EXTRACTED MATERIAL –
____________
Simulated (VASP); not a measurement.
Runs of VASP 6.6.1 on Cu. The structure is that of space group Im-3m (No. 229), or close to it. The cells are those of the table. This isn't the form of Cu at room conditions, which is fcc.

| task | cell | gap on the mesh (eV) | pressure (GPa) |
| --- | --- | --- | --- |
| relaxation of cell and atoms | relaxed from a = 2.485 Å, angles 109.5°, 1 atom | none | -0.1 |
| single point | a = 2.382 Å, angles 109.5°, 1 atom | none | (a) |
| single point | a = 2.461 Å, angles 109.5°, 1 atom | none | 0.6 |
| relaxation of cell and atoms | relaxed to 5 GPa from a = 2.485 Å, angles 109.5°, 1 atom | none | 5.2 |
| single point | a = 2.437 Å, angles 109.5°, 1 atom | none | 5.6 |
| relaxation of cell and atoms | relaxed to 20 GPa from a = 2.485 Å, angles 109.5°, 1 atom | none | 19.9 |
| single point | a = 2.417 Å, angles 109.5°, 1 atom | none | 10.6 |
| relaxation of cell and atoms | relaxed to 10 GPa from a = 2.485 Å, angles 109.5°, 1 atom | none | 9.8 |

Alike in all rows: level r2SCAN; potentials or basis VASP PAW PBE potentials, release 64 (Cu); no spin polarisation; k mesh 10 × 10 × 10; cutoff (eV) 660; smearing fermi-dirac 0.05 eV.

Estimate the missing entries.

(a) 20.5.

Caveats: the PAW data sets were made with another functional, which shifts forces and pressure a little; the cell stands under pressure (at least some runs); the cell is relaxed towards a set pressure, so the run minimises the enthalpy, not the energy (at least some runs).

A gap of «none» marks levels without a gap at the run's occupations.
____________

WORK ITEM –
Everything from the line with "Estimate the missing entries." through the line with "Caveats: the PAW" should be written out exactly as it appears above, end lines included, and nothing outside that range.

RESPONSE BOX –
Estimate the missing entries.

(a) 20.5.

Caveats: the PAW data sets were made with another functional, which shifts forces and pressure a little; the cell stands under pressure (at least some runs); the cell is relaxed towards a set pressure, so the run minimises the enthalpy, not the energy (at least some runs).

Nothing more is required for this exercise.